Your answer should consist solely of the lines from the first line of the data through the line with "# Two-photon absorption: 4-(trifluoromethyl)thiophenol", each reproduced exactly.

==============================

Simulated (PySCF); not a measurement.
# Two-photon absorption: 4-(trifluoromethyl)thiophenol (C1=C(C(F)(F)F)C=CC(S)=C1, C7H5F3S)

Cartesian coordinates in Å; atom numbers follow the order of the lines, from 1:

==============================

## Written answer
Simulated (PySCF); not a measurement.
# Two-photon absorption: 4-(trifluoromethyl)thiophenol (C1=C(C(F)(F)F)C=CC(S)=C1, C7H5F3S)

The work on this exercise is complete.